# Requirement:
Please output the data below exactly as given, starting at its first line and stopping after the line that contains "To predict: What is the dipole at 0.3 V/Å?".

# Source material:
◆ ◆ ◆ ◆ ◆ ◆ ◆
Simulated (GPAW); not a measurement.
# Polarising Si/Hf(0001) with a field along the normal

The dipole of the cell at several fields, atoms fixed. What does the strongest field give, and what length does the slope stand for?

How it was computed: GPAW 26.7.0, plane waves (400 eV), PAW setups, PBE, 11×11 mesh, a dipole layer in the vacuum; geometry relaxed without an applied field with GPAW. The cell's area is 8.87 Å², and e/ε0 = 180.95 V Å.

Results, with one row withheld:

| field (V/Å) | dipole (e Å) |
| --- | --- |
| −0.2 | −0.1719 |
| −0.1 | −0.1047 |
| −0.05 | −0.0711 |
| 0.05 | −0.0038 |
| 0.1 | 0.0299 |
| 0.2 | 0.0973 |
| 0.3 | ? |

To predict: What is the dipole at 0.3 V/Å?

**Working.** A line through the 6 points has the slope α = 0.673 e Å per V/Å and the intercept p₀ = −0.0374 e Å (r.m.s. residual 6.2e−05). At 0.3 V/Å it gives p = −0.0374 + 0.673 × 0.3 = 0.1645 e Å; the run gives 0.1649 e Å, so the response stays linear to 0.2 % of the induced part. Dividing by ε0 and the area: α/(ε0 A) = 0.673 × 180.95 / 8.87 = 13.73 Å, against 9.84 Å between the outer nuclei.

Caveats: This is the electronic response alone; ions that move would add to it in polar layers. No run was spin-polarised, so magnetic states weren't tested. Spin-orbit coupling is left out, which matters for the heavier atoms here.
◆ ◆ ◆ ◆ ◆ ◆ ◆

# Answer box:
Simulated (GPAW); not a measurement.
# Polarising Si/Hf(0001) with a field along the normal

The dipole of the cell at several fields, atoms fixed. What does the strongest field give, and what length does the slope stand for?

How it was computed: GPAW 26.7.0, plane waves (400 eV), PAW setups, PBE, 11×11 mesh, a dipole layer in the vacuum; geometry relaxed without an applied field with GPAW. The cell's area is 8.87 Å², and e/ε0 = 180.95 V Å.

Results, with one row withheld:

| field (V/Å) | dipole (e Å) |
| --- | --- |
| −0.2 | −0.1719 |
| −0.1 | −0.1047 |
| −0.05 | −0.0711 |
| 0.05 | −0.0038 |
| 0.1 | 0.0299 |
| 0.2 | 0.0973 |
| 0.3 | ? |

To predict: What is the dipole at 0.3 V/Å?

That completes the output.